Once the line containing "0.020 | yes |" has been copied, stop; copy every line before it exactly, beginning with the first line of the material below.

--- START ---
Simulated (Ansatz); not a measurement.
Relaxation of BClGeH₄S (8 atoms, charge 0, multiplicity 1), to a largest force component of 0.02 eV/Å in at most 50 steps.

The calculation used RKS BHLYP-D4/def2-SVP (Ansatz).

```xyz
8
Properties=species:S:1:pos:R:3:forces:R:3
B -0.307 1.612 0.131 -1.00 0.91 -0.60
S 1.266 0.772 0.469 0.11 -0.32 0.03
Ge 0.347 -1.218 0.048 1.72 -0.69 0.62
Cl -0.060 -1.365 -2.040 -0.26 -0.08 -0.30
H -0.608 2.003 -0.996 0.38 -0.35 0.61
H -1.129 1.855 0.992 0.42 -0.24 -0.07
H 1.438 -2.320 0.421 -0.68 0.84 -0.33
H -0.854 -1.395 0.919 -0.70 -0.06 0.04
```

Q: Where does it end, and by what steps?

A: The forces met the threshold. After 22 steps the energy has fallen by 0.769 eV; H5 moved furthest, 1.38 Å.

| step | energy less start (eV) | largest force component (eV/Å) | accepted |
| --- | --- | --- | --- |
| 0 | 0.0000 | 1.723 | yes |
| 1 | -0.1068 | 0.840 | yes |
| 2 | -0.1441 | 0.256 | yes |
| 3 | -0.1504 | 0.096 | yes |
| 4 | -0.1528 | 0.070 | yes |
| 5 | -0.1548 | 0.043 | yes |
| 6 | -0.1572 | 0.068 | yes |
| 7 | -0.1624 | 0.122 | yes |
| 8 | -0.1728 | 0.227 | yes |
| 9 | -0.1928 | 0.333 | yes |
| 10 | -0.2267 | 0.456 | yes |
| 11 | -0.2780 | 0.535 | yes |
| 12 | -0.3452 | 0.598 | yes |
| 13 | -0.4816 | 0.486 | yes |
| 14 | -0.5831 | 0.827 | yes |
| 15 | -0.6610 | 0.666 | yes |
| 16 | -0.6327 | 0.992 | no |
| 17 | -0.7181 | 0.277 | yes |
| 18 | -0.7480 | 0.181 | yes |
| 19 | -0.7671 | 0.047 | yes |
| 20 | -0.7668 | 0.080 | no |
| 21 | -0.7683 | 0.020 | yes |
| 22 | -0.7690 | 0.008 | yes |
--- END ---

▸ TASK OUTPUT
Simulated (Ansatz); not a measurement.
Relaxation of BClGeH₄S (8 atoms, charge 0, multiplicity 1), to a largest force component of 0.02 eV/Å in at most 50 steps.

The calculation used RKS BHLYP-D4/def2-SVP (Ansatz).

```xyz
8
Properties=species:S:1:pos:R:3:forces:R:3
B -0.307 1.612 0.131 -1.00 0.91 -0.60
S 1.266 0.772 0.469 0.11 -0.32 0.03
Ge 0.347 -1.218 0.048 1.72 -0.69 0.62
Cl -0.060 -1.365 -2.040 -0.26 -0.08 -0.30
H -0.608 2.003 -0.996 0.38 -0.35 0.61
H -1.129 1.855 0.992 0.42 -0.24 -0.07
H 1.438 -2.320 0.421 -0.68 0.84 -0.33
H -0.854 -1.395 0.919 -0.70 -0.06 0.04
```

Q: Where does it end, and by what steps?

A: The forces met the threshold. After 22 steps the energy has fallen by 0.769 eV; H5 moved furthest, 1.38 Å.

| step | energy less start (eV) | largest force component (eV/Å) | accepted |
| --- | --- | --- | --- |
| 0 | 0.0000 | 1.723 | yes |
| 1 | -0.1068 | 0.840 | yes |
| 2 | -0.1441 | 0.256 | yes |
| 3 | -0.1504 | 0.096 | yes |
| 4 | -0.1528 | 0.070 | yes |
| 5 | -0.1548 | 0.043 | yes |
| 6 | -0.1572 | 0.068 | yes |
| 7 | -0.1624 | 0.122 | yes |
| 8 | -0.1728 | 0.227 | yes |
| 9 | -0.1928 | 0.333 | yes |
| 10 | -0.2267 | 0.456 | yes |
| 11 | -0.2780 | 0.535 | yes |
| 12 | -0.3452 | 0.598 | yes |
| 13 | -0.4816 | 0.486 | yes |
| 14 | -0.5831 | 0.827 | yes |
| 15 | -0.6610 | 0.666 | yes |
| 16 | -0.6327 | 0.992 | no |
| 17 | -0.7181 | 0.277 | yes |
| 18 | -0.7480 | 0.181 | yes |
| 19 | -0.7671 | 0.047 | yes |
| 20 | -0.7668 | 0.080 | no |
| 21 | -0.7683 | 0.020 | yes |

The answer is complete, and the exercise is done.